┌──
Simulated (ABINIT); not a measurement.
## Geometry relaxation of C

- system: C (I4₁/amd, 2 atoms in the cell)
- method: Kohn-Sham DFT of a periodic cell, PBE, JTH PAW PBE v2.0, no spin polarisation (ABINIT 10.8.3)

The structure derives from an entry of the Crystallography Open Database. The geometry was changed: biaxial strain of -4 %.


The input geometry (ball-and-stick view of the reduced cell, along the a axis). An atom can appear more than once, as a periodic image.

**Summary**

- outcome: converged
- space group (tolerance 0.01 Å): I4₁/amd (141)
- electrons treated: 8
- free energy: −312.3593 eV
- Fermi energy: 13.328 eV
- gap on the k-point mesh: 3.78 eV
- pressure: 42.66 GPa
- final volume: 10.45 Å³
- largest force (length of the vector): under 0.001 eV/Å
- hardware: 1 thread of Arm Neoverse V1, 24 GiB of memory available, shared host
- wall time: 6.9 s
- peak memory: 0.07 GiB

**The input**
└──

*Work instruction*: Copy, exactly and only, the lines above that begin with the one containing "The structure derives" and finish with the one containing "- peak memory: 0.07 GiB".

*Worked solution*:
The structure derives from an entry of the Crystallography Open Database. The geometry was changed: biaxial strain of -4 %.


The input geometry (ball-and-stick view of the reduced cell, along the a axis). An atom can appear more than once, as a periodic image.

**Summary**

- outcome: converged
- space group (tolerance 0.01 Å): I4₁/amd (141)
- electrons treated: 8
- free energy: −312.3593 eV
- Fermi energy: 13.328 eV
- gap on the k-point mesh: 3.78 eV
- pressure: 42.66 GPa
- final volume: 10.45 Å³
- largest force (length of the vector): under 0.001 eV/Å
- hardware: 1 thread of Arm Neoverse V1, 24 GiB of memory available, shared host
- wall time: 6.9 s
- peak memory: 0.07 GiB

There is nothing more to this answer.